WORK ITEM: Treat the line containing "Levels of theory: DFT, PBEsol, PAW" as the last one, and return every line exactly from the first line of the material below up to it.

○ ○ ○ ○
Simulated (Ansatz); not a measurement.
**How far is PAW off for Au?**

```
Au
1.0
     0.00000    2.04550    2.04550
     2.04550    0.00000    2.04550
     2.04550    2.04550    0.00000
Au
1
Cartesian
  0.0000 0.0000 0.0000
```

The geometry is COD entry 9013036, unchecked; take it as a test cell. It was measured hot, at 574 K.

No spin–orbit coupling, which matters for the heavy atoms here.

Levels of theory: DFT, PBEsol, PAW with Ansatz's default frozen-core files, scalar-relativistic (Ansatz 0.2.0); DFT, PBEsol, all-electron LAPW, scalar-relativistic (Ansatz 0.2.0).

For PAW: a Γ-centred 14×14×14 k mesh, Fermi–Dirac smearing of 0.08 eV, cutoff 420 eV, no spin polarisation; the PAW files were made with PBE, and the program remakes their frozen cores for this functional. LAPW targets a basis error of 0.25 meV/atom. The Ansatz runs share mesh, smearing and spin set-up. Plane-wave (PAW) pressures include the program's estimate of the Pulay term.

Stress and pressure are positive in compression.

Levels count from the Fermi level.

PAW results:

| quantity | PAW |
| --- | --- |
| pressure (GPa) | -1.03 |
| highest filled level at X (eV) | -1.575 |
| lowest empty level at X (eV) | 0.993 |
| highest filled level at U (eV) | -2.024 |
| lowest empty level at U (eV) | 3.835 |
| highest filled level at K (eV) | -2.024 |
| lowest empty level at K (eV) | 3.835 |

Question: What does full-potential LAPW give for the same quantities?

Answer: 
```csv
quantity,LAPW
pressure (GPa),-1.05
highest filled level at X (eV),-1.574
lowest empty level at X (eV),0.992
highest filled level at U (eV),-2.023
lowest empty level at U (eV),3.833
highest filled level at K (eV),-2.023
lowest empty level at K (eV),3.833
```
○ ○ ○ ○

WRITTEN SOLUTION:
Simulated (Ansatz); not a measurement.
**How far is PAW off for Au?**

```
Au
1.0
     0.00000    2.04550    2.04550
     2.04550    0.00000    2.04550
     2.04550    2.04550    0.00000
Au
1
Cartesian
  0.0000 0.0000 0.0000
```

The geometry is COD entry 9013036, unchecked; take it as a test cell. It was measured hot, at 574 K.

No spin–orbit coupling, which matters for the heavy atoms here.

Levels of theory: DFT, PBEsol, PAW with Ansatz's default frozen-core files, scalar-relativistic (Ansatz 0.2.0); DFT, PBEsol, all-electron LAPW, scalar-relativistic (Ansatz 0.2.0).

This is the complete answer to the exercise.